- _SUPPLIED MATERIAL_:
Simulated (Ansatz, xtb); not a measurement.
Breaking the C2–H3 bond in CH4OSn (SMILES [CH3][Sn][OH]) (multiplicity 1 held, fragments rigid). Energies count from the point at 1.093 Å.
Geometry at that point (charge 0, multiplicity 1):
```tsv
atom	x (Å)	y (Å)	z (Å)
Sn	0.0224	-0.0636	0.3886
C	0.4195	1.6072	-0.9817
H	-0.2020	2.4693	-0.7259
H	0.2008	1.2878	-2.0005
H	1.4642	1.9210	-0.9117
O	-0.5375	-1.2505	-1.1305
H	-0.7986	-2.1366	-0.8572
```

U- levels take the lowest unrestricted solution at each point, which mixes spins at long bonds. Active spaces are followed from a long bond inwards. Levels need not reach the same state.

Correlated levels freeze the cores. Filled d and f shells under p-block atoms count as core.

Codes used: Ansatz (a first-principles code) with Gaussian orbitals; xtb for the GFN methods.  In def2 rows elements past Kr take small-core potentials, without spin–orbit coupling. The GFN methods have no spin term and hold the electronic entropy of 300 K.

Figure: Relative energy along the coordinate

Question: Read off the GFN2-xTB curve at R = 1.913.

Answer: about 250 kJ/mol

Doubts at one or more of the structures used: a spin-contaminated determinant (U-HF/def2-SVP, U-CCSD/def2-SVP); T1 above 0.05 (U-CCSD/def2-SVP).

- _ACTIVITY_:
Write the material out once more, exactly as it reads.

- _WRITTEN RESPONSE_:
Simulated (Ansatz, xtb); not a measurement.
Breaking the C2–H3 bond in CH4OSn (SMILES [CH3][Sn][OH]) (multiplicity 1 held, fragments rigid). Energies count from the point at 1.093 Å.
Geometry at that point (charge 0, multiplicity 1):
```tsv
atom	x (Å)	y (Å)	z (Å)
Sn	0.0224	-0.0636	0.3886
C	0.4195	1.6072	-0.9817
H	-0.2020	2.4693	-0.7259
H	0.2008	1.2878	-2.0005
H	1.4642	1.9210	-0.9117
O	-0.5375	-1.2505	-1.1305
H	-0.7986	-2.1366	-0.8572
```

U- levels take the lowest unrestricted solution at each point, which mixes spins at long bonds. Active spaces are followed from a long bond inwards. Levels need not reach the same state.

Correlated levels freeze the cores. Filled d and f shells under p-block atoms count as core.

Codes used: Ansatz (a first-principles code) with Gaussian orbitals; xtb for the GFN methods.  In def2 rows elements past Kr take small-core potentials, without spin–orbit coupling. The GFN methods have no spin term and hold the electronic entropy of 300 K.

Figure: Relative energy along the coordinate

Question: Read off the GFN2-xTB curve at R = 1.913.

Answer: about 250 kJ/mol

Doubts at one or more of the structures used: a spin-contaminated determinant (U-HF/def2-SVP, U-CCSD/def2-SVP); T1 above 0.05 (U-CCSD/def2-SVP).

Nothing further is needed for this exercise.